Information provided Block Start

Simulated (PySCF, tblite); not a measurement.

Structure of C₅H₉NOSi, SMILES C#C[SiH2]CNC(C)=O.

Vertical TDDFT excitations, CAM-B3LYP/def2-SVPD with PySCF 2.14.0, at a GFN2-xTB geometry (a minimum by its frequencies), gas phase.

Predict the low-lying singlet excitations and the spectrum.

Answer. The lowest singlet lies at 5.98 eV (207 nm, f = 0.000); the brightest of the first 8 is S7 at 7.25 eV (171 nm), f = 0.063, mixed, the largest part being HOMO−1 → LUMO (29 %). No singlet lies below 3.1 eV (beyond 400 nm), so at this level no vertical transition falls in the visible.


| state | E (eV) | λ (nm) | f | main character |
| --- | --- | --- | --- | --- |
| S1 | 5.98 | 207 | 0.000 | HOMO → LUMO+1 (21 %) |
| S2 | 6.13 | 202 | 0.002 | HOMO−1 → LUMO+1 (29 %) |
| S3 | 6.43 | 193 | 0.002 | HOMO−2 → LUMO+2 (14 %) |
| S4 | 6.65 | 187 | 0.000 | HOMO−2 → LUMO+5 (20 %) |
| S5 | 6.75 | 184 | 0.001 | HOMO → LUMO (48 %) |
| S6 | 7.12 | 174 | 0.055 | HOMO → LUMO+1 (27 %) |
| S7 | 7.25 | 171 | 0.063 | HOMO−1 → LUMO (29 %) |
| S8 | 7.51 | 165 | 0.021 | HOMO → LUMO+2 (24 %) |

Information provided Block End

**Brief**: The entries shown above must be restated word for word.

**Answer section**:
Simulated (PySCF, tblite); not a measurement.

Structure of C₅H₉NOSi, SMILES C#C[SiH2]CNC(C)=O.

Vertical TDDFT excitations, CAM-B3LYP/def2-SVPD with PySCF 2.14.0, at a GFN2-xTB geometry (a minimum by its frequencies), gas phase.

Predict the low-lying singlet excitations and the spectrum.

Answer. The lowest singlet lies at 5.98 eV (207 nm, f = 0.000); the brightest of the first 8 is S7 at 7.25 eV (171 nm), f = 0.063, mixed, the largest part being HOMO−1 → LUMO (29 %). No singlet lies below 3.1 eV (beyond 400 nm), so at this level no vertical transition falls in the visible.


| state | E (eV) | λ (nm) | f | main character |
| --- | --- | --- | --- | --- |
| S1 | 5.98 | 207 | 0.000 | HOMO → LUMO+1 (21 %) |
| S2 | 6.13 | 202 | 0.002 | HOMO−1 → LUMO+1 (29 %) |
| S3 | 6.43 | 193 | 0.002 | HOMO−2 → LUMO+2 (14 %) |
| S4 | 6.65 | 187 | 0.000 | HOMO−2 → LUMO+5 (20 %) |
| S5 | 6.75 | 184 | 0.001 | HOMO → LUMO (48 %) |
| S6 | 7.12 | 174 | 0.055 | HOMO → LUMO+1 (27 %) |
| S7 | 7.25 | 171 | 0.063 | HOMO−1 → LUMO (29 %) |
| S8 | 7.51 | 165 | 0.021 | HOMO → LUMO+2 (24 %) |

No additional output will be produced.